..............................

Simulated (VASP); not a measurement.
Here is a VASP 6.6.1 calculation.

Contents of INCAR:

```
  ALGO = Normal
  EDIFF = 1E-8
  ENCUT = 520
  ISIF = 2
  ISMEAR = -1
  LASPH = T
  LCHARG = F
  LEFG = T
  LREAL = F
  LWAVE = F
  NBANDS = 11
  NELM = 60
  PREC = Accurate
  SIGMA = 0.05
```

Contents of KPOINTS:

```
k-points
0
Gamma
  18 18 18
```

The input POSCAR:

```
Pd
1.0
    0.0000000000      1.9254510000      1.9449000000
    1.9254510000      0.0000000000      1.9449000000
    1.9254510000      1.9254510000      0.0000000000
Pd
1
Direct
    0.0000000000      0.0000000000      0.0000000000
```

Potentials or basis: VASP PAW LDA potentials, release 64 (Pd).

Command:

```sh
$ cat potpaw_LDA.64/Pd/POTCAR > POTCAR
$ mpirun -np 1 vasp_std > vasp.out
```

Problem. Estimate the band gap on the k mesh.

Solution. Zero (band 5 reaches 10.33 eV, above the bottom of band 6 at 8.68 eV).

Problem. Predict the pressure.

..............................

* **Work order**: The answer must be all of the entries, restated exactly.

* **Response box**:
Simulated (VASP); not a measurement.
Here is a VASP 6.6.1 calculation.

Contents of INCAR:

```
  ALGO = Normal
  EDIFF = 1E-8
  ENCUT = 520
  ISIF = 2
  ISMEAR = -1
  LASPH = T
  LCHARG = F
  LEFG = T
  LREAL = F
  LWAVE = F
  NBANDS = 11
  NELM = 60
  PREC = Accurate
  SIGMA = 0.05
```

Contents of KPOINTS:

```
k-points
0
Gamma
  18 18 18
```

The input POSCAR:

```
Pd
1.0
    0.0000000000      1.9254510000      1.9449000000
    1.9254510000      0.0000000000      1.9449000000
    1.9254510000      1.9254510000      0.0000000000
Pd
1
Direct
    0.0000000000      0.0000000000      0.0000000000
```

Potentials or basis: VASP PAW LDA potentials, release 64 (Pd).

Command:

```sh
$ cat potpaw_LDA.64/Pd/POTCAR > POTCAR
$ mpirun -np 1 vasp_std > vasp.out
```

Problem. Estimate the band gap on the k mesh.

Solution. Zero (band 5 reaches 10.33 eV, above the bottom of band 6 at 8.68 eV).

Problem. Predict the pressure.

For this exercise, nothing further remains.